• RAW DATA
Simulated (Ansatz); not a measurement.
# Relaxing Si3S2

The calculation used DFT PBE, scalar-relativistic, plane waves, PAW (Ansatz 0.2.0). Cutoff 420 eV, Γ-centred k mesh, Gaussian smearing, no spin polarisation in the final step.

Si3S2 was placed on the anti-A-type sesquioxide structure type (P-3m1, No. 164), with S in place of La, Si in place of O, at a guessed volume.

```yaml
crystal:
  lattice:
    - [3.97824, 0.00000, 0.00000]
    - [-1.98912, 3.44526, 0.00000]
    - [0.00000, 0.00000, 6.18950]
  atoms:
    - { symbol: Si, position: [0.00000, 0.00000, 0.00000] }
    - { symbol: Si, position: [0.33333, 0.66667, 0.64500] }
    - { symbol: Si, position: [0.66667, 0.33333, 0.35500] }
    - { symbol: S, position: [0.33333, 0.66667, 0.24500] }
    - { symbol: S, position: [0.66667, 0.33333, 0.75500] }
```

• REQUIRED ACTION
Print the records verbatim, stopping after the "The calculation used" line.

• EXERCISE OUTPUT
Simulated (Ansatz); not a measurement.
# Relaxing Si3S2

The calculation used DFT PBE, scalar-relativistic, plane waves, PAW (Ansatz 0.2.0). Cutoff 420 eV, Γ-centred k mesh, Gaussian smearing, no spin polarisation in the final step.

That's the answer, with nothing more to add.